(Data for review)
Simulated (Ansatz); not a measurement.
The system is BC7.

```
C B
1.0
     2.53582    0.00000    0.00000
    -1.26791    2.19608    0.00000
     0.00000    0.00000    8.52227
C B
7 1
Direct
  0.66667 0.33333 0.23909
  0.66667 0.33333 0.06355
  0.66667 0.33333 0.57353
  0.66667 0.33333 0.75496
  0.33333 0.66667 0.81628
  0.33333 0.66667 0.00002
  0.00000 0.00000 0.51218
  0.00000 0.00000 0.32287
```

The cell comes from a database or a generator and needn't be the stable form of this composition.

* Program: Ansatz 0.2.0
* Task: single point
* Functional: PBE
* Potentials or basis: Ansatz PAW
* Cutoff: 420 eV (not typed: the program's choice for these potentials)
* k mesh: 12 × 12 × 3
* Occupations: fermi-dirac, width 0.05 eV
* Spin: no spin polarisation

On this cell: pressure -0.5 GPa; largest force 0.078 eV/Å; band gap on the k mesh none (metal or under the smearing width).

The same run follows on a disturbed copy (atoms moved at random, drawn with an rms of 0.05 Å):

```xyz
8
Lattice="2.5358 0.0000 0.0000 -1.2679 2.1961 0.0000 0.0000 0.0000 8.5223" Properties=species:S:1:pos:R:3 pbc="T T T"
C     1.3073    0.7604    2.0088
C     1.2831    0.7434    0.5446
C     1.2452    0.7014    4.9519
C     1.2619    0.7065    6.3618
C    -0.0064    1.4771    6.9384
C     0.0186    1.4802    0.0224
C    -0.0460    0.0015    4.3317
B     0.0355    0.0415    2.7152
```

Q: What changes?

(Work request) Nothing in the entries should be skipped. Output them all exactly.

(Task response)
Simulated (Ansatz); not a measurement.
The system is BC7.

```
C B
1.0
     2.53582    0.00000    0.00000
    -1.26791    2.19608    0.00000
     0.00000    0.00000    8.52227
C B
7 1
Direct
  0.66667 0.33333 0.23909
  0.66667 0.33333 0.06355
  0.66667 0.33333 0.57353
  0.66667 0.33333 0.75496
  0.33333 0.66667 0.81628
  0.33333 0.66667 0.00002
  0.00000 0.00000 0.51218
  0.00000 0.00000 0.32287
```

The cell comes from a database or a generator and needn't be the stable form of this composition.

* Program: Ansatz 0.2.0
* Task: single point
* Functional: PBE
* Potentials or basis: Ansatz PAW
* Cutoff: 420 eV (not typed: the program's choice for these potentials)
* k mesh: 12 × 12 × 3
* Occupations: fermi-dirac, width 0.05 eV
* Spin: no spin polarisation

On this cell: pressure -0.5 GPa; largest force 0.078 eV/Å; band gap on the k mesh none (metal or under the smearing width).

The same run follows on a disturbed copy (atoms moved at random, drawn with an rms of 0.05 Å):

```xyz
8
Lattice="2.5358 0.0000 0.0000 -1.2679 2.1961 0.0000 0.0000 0.0000 8.5223" Properties=species:S:1:pos:R:3 pbc="T T T"
C     1.3073    0.7604    2.0088
C     1.2831    0.7434    0.5446
C     1.2452    0.7014    4.9519
C     1.2619    0.7065    6.3618
C    -0.0064    1.4771    6.9384
C     0.0186    1.4802    0.0224
C    -0.0460    0.0015    4.3317
B     0.0355    0.0415    2.7152
```

Q: What changes?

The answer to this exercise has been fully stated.